*Required action*: Take the material below from its first line through the line containing "Question: How long" and, please, write those lines again exactly.

*Provided data*:
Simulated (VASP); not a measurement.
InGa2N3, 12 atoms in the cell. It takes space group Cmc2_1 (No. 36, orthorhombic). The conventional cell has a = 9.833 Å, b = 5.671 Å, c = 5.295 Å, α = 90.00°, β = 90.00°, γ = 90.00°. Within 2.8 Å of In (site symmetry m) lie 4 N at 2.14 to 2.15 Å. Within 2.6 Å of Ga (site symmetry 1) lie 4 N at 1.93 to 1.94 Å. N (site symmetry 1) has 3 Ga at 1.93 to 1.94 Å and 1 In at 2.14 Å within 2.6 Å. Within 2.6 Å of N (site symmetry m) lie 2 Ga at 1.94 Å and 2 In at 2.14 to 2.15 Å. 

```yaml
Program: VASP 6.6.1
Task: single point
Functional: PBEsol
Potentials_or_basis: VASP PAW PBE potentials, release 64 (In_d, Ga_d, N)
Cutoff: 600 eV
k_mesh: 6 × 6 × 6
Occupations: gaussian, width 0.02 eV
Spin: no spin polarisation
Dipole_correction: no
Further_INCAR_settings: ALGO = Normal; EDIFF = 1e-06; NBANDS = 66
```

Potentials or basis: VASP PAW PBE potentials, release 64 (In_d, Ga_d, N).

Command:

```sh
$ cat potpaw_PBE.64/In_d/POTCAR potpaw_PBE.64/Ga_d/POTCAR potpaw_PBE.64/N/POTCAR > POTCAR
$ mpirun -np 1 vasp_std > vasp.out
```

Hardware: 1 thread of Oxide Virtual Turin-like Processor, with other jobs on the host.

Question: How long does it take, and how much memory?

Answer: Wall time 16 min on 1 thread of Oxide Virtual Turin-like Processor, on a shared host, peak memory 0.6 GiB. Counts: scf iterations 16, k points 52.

*Exercise answer*:
Simulated (VASP); not a measurement.
InGa2N3, 12 atoms in the cell. It takes space group Cmc2_1 (No. 36, orthorhombic). The conventional cell has a = 9.833 Å, b = 5.671 Å, c = 5.295 Å, α = 90.00°, β = 90.00°, γ = 90.00°. Within 2.8 Å of In (site symmetry m) lie 4 N at 2.14 to 2.15 Å. Within 2.6 Å of Ga (site symmetry 1) lie 4 N at 1.93 to 1.94 Å. N (site symmetry 1) has 3 Ga at 1.93 to 1.94 Å and 1 In at 2.14 Å within 2.6 Å. Within 2.6 Å of N (site symmetry m) lie 2 Ga at 1.94 Å and 2 In at 2.14 to 2.15 Å. 

```yaml
Program: VASP 6.6.1
Task: single point
Functional: PBEsol
Potentials_or_basis: VASP PAW PBE potentials, release 64 (In_d, Ga_d, N)
Cutoff: 600 eV
k_mesh: 6 × 6 × 6
Occupations: gaussian, width 0.02 eV
Spin: no spin polarisation
Dipole_correction: no
Further_INCAR_settings: ALGO = Normal; EDIFF = 1e-06; NBANDS = 66
```

Potentials or basis: VASP PAW PBE potentials, release 64 (In_d, Ga_d, N).

Command:

```sh
$ cat potpaw_PBE.64/In_d/POTCAR potpaw_PBE.64/Ga_d/POTCAR potpaw_PBE.64/N/POTCAR > POTCAR
$ mpirun -np 1 vasp_std > vasp.out
```

Hardware: 1 thread of Oxide Virtual Turin-like Processor, with other jobs on the host.

Question: How long does it take, and how much memory?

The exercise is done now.